_Activity_:
Reproduce the top of the data verbatim, through and including the line that contains "Wall time 5.5".

-- Record set follows --

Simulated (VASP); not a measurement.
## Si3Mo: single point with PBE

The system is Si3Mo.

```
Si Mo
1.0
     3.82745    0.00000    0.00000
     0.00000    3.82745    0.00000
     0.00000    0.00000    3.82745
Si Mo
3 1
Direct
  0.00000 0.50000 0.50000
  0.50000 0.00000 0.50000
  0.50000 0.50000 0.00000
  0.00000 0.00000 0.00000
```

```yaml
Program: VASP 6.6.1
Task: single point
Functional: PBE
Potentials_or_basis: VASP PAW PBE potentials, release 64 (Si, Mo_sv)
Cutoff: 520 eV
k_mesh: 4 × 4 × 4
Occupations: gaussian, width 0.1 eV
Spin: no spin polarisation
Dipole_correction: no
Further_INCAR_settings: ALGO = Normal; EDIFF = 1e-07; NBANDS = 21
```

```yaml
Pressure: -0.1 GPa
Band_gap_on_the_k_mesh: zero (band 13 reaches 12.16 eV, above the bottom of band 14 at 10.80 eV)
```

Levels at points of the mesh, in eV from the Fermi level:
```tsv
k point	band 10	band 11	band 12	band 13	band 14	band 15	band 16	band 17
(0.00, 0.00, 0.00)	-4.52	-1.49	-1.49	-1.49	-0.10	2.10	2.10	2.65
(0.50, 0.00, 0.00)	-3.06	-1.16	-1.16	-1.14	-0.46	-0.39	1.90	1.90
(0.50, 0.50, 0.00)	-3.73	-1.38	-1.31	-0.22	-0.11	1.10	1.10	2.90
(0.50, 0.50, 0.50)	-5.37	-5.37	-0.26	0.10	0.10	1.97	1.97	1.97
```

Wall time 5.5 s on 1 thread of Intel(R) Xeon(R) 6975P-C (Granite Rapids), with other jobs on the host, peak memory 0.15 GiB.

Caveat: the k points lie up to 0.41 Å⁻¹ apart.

-- Record set concluded --

_Your response_:
Simulated (VASP); not a measurement.
## Si3Mo: single point with PBE

The system is Si3Mo.

```
Si Mo
1.0
     3.82745    0.00000    0.00000
     0.00000    3.82745    0.00000
     0.00000    0.00000    3.82745
Si Mo
3 1
Direct
  0.00000 0.50000 0.50000
  0.50000 0.00000 0.50000
  0.50000 0.50000 0.00000
  0.00000 0.00000 0.00000
```

```yaml
Program: VASP 6.6.1
Task: single point
Functional: PBE
Potentials_or_basis: VASP PAW PBE potentials, release 64 (Si, Mo_sv)
Cutoff: 520 eV
k_mesh: 4 × 4 × 4
Occupations: gaussian, width 0.1 eV
Spin: no spin polarisation
Dipole_correction: no
Further_INCAR_settings: ALGO = Normal; EDIFF = 1e-07; NBANDS = 21
```

```yaml
Pressure: -0.1 GPa
Band_gap_on_the_k_mesh: zero (band 13 reaches 12.16 eV, above the bottom of band 14 at 10.80 eV)
```

Levels at points of the mesh, in eV from the Fermi level:
```tsv
k point	band 10	band 11	band 12	band 13	band 14	band 15	band 16	band 17
(0.00, 0.00, 0.00)	-4.52	-1.49	-1.49	-1.49	-0.10	2.10	2.10	2.65
(0.50, 0.00, 0.00)	-3.06	-1.16	-1.16	-1.14	-0.46	-0.39	1.90	1.90
(0.50, 0.50, 0.00)	-3.73	-1.38	-1.31	-0.22	-0.11	1.10	1.10	2.90
(0.50, 0.50, 0.50)	-5.37	-5.37	-0.26	0.10	0.10	1.97	1.97	1.97
```

Wall time 5.5 s on 1 thread of Intel(R) Xeon(R) 6975P-C (Granite Rapids), with other jobs on the host, peak memory 0.15 GiB.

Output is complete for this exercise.